Brief:
Only the lines from the top of the material through the line containing "Its results: band" should be restated, each one exactly.

Data section:
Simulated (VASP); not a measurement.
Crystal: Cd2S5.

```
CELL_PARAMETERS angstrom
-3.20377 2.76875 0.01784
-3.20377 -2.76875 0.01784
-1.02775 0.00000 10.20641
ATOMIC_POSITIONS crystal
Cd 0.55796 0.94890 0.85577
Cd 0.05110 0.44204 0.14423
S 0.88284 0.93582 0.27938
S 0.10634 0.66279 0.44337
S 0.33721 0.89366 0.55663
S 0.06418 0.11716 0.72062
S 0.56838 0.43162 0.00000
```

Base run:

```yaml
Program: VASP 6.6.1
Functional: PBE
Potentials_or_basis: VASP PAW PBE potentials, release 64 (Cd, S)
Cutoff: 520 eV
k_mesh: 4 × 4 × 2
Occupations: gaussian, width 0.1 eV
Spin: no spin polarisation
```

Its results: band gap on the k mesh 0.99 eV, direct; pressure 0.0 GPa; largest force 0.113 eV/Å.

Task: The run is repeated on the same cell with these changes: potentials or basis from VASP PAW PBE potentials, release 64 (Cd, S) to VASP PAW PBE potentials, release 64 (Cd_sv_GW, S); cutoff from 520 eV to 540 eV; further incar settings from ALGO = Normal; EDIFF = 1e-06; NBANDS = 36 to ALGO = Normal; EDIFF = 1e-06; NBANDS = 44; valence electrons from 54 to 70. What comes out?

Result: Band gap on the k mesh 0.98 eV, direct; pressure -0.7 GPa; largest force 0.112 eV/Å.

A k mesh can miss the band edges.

Written solution:
Simulated (VASP); not a measurement.
Crystal: Cd2S5.

```
CELL_PARAMETERS angstrom
-3.20377 2.76875 0.01784
-3.20377 -2.76875 0.01784
-1.02775 0.00000 10.20641
ATOMIC_POSITIONS crystal
Cd 0.55796 0.94890 0.85577
Cd 0.05110 0.44204 0.14423
S 0.88284 0.93582 0.27938
S 0.10634 0.66279 0.44337
S 0.33721 0.89366 0.55663
S 0.06418 0.11716 0.72062
S 0.56838 0.43162 0.00000
```

Base run:

```yaml
Program: VASP 6.6.1
Functional: PBE
Potentials_or_basis: VASP PAW PBE potentials, release 64 (Cd, S)
Cutoff: 520 eV
k_mesh: 4 × 4 × 2
Occupations: gaussian, width 0.1 eV
Spin: no spin polarisation
```

Its results: band gap on the k mesh 0.99 eV, direct; pressure 0.0 GPa; largest force 0.113 eV/Å.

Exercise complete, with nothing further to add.